## GIVEN DATA
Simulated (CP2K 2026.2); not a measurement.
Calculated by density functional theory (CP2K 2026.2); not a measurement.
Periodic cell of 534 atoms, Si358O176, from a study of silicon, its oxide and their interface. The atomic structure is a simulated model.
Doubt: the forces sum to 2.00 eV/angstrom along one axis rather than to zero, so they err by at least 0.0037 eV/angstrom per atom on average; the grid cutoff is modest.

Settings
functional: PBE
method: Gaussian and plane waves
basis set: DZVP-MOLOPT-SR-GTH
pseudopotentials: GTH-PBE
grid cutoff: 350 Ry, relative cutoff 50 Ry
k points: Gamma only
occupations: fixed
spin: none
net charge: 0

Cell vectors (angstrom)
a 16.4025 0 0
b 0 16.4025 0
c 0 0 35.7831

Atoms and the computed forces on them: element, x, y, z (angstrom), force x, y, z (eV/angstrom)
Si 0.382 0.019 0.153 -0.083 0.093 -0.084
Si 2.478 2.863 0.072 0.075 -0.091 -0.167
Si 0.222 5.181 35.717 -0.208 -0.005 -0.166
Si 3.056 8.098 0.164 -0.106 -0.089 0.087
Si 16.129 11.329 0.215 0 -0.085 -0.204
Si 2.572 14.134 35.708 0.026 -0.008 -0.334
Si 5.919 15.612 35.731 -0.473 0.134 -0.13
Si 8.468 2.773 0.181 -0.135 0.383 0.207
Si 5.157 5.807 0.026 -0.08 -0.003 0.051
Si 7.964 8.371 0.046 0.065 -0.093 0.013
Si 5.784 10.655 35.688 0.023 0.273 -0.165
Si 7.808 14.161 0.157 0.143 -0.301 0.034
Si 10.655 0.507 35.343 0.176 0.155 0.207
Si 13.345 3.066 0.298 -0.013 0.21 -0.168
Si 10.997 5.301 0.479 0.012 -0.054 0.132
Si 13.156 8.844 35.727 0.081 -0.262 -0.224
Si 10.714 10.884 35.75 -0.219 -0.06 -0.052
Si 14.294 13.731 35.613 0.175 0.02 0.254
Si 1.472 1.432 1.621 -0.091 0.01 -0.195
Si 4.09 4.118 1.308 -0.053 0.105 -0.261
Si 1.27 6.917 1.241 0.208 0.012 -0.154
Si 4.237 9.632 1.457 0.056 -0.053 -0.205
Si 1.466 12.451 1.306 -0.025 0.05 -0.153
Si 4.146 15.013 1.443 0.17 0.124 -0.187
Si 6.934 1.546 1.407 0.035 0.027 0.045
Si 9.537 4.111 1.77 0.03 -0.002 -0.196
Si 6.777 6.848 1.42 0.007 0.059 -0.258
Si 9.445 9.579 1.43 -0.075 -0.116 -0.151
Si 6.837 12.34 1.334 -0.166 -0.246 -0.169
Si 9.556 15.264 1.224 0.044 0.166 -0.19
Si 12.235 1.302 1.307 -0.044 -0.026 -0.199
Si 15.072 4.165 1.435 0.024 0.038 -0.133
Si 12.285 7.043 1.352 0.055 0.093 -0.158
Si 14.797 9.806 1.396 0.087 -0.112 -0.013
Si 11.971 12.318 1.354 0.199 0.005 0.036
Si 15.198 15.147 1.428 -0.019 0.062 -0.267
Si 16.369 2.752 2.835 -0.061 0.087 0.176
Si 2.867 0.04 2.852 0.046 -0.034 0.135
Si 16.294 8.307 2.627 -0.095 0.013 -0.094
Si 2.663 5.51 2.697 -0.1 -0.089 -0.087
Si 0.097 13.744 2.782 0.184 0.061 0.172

## ASSIGNMENT
After locating the line that contains "Doubt: the forces", please copy exactly every line from the start of the records through it, and nothing else.

## WRITTEN RESPONSE
Simulated (CP2K 2026.2); not a measurement.
Calculated by density functional theory (CP2K 2026.2); not a measurement.
Periodic cell of 534 atoms, Si358O176, from a study of silicon, its oxide and their interface. The atomic structure is a simulated model.
Doubt: the forces sum to 2.00 eV/angstrom along one axis rather than to zero, so they err by at least 0.0037 eV/angstrom per atom on average; the grid cutoff is modest.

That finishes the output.